= WORK REQUEST =
Give the data again exactly, from its opening line through the line in which "In each cell" appears.

○ ○ ○ ○ ○ ○ ○

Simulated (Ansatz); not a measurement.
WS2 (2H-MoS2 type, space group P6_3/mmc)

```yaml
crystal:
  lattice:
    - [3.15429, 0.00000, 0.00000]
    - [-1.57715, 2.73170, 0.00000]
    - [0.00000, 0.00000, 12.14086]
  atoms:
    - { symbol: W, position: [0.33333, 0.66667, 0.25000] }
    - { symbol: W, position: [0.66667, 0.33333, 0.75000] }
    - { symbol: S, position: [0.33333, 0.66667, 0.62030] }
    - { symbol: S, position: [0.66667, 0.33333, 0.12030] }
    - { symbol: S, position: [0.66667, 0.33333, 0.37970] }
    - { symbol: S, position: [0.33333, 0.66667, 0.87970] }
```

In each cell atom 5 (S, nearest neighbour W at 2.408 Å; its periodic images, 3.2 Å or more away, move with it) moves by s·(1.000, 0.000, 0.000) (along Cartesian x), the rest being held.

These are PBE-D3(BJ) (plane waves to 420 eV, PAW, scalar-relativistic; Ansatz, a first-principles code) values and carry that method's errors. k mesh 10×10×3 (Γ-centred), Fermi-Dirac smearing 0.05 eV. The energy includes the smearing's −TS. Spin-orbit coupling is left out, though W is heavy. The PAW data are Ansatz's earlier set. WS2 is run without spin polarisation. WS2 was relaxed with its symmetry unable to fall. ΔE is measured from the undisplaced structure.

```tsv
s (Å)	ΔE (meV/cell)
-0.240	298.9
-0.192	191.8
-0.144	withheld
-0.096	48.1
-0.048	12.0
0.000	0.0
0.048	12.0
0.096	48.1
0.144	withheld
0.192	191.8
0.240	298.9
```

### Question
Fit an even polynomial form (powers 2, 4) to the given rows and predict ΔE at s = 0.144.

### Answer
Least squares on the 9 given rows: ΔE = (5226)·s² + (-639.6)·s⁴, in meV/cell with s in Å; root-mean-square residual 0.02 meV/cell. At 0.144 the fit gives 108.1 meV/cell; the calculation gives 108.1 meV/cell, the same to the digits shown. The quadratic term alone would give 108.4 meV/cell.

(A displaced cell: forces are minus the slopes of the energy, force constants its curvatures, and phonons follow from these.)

○ ○ ○ ○ ○ ○ ○

= WORKED SOLUTION =
Simulated (Ansatz); not a measurement.
WS2 (2H-MoS2 type, space group P6_3/mmc)

```yaml
crystal:
  lattice:
    - [3.15429, 0.00000, 0.00000]
    - [-1.57715, 2.73170, 0.00000]
    - [0.00000, 0.00000, 12.14086]
  atoms:
    - { symbol: W, position: [0.33333, 0.66667, 0.25000] }
    - { symbol: W, position: [0.66667, 0.33333, 0.75000] }
    - { symbol: S, position: [0.33333, 0.66667, 0.62030] }
    - { symbol: S, position: [0.66667, 0.33333, 0.12030] }
    - { symbol: S, position: [0.66667, 0.33333, 0.37970] }
    - { symbol: S, position: [0.33333, 0.66667, 0.87970] }
```

In each cell atom 5 (S, nearest neighbour W at 2.408 Å; its periodic images, 3.2 Å or more away, move with it) moves by s·(1.000, 0.000, 0.000) (along Cartesian x), the rest being held.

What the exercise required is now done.